- _Assignment_: A single stretch of the material below is to be transcribed exactly, starting at the line with "values left out." and ending after the line with "Caveats: the PAW".

■ ■ ■ ■ ■ ■ ■

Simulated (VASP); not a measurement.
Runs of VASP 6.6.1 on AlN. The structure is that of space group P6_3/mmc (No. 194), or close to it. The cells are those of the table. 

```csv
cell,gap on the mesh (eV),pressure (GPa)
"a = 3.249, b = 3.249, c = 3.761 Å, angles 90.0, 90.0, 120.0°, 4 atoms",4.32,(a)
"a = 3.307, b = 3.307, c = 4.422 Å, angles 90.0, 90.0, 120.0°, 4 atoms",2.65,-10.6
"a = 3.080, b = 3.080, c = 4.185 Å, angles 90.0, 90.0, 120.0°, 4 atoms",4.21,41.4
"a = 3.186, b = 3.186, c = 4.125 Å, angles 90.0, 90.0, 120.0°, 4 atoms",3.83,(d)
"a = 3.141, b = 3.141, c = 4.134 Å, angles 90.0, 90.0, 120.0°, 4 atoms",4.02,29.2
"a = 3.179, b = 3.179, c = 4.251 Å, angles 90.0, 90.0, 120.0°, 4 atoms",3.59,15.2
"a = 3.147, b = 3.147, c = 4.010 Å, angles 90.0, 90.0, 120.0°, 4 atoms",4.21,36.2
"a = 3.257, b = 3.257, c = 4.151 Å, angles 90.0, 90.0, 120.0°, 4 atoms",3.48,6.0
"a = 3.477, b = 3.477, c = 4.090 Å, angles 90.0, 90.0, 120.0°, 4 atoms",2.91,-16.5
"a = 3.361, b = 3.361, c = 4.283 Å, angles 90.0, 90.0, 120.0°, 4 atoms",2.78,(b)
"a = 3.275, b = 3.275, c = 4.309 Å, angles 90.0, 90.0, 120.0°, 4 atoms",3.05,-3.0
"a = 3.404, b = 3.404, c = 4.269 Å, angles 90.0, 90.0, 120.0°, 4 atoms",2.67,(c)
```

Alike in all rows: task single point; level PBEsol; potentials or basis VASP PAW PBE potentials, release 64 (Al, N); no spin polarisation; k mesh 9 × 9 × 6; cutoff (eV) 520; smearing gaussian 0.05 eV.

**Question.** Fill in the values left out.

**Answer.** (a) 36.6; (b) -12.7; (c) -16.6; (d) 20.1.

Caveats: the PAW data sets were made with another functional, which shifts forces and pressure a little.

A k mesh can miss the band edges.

■ ■ ■ ■ ■ ■ ■

- _Task output_:
**Question.** Fill in the values left out.

**Answer.** (a) 36.6; (b) -12.7; (c) -16.6; (d) 20.1.

Caveats: the PAW data sets were made with another functional, which shifts forces and pressure a little.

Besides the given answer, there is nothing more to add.